• ASSIGNMENT:
Beginning with the first line, copy out each line of the material until the line containing "less VASP |" has been copied as well.

--- START ---
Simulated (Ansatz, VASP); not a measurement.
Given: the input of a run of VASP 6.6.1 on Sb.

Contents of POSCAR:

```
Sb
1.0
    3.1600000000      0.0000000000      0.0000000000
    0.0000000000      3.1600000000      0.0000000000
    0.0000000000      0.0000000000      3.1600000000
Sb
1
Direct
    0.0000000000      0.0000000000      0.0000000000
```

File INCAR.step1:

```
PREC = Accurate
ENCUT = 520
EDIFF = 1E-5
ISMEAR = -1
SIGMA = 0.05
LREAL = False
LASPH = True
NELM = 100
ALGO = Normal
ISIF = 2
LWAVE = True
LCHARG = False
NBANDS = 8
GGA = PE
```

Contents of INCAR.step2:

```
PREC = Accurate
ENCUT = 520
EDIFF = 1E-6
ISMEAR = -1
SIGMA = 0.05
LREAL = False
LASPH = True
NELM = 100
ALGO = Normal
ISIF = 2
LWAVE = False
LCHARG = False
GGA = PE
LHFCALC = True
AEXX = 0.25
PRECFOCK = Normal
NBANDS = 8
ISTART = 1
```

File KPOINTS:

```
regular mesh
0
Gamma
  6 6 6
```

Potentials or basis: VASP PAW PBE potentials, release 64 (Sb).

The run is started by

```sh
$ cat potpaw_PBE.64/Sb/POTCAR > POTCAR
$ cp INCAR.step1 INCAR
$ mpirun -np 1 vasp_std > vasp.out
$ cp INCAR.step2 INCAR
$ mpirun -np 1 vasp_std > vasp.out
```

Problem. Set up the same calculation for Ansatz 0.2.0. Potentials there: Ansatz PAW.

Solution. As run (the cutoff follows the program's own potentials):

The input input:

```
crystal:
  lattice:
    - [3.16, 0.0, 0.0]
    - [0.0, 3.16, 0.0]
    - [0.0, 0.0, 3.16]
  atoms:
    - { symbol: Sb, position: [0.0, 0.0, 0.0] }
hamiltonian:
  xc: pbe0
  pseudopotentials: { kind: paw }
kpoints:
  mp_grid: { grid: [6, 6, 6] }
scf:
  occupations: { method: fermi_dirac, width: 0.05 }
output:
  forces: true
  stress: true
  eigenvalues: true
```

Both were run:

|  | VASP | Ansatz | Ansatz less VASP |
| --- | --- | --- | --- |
--- END ---

• TASK ANSWER:
Simulated (Ansatz, VASP); not a measurement.
Given: the input of a run of VASP 6.6.1 on Sb.

Contents of POSCAR:

```
Sb
1.0
    3.1600000000      0.0000000000      0.0000000000
    0.0000000000      3.1600000000      0.0000000000
    0.0000000000      0.0000000000      3.1600000000
Sb
1
Direct
    0.0000000000      0.0000000000      0.0000000000
```

File INCAR.step1:

```
PREC = Accurate
ENCUT = 520
EDIFF = 1E-5
ISMEAR = -1
SIGMA = 0.05
LREAL = False
LASPH = True
NELM = 100
ALGO = Normal
ISIF = 2
LWAVE = True
LCHARG = False
NBANDS = 8
GGA = PE
```

Contents of INCAR.step2:

```
PREC = Accurate
ENCUT = 520
EDIFF = 1E-6
ISMEAR = -1
SIGMA = 0.05
LREAL = False
LASPH = True
NELM = 100
ALGO = Normal
ISIF = 2
LWAVE = False
LCHARG = False
GGA = PE
LHFCALC = True
AEXX = 0.25
PRECFOCK = Normal
NBANDS = 8
ISTART = 1
```

File KPOINTS:

```
regular mesh
0
Gamma
  6 6 6
```

Potentials or basis: VASP PAW PBE potentials, release 64 (Sb).

The run is started by

```sh
$ cat potpaw_PBE.64/Sb/POTCAR > POTCAR
$ cp INCAR.step1 INCAR
$ mpirun -np 1 vasp_std > vasp.out
$ cp INCAR.step2 INCAR
$ mpirun -np 1 vasp_std > vasp.out
```

Problem. Set up the same calculation for Ansatz 0.2.0. Potentials there: Ansatz PAW.

Solution. As run (the cutoff follows the program's own potentials):

The input input:

```
crystal:
  lattice:
    - [3.16, 0.0, 0.0]
    - [0.0, 3.16, 0.0]
    - [0.0, 0.0, 3.16]
  atoms:
    - { symbol: Sb, position: [0.0, 0.0, 0.0] }
hamiltonian:
  xc: pbe0
  pseudopotentials: { kind: paw }
kpoints:
  mp_grid: { grid: [6, 6, 6] }
scf:
  occupations: { method: fermi_dirac, width: 0.05 }
output:
  forces: true
  stress: true
  eigenvalues: true
```

Both were run:

|  | VASP | Ansatz | Ansatz less VASP |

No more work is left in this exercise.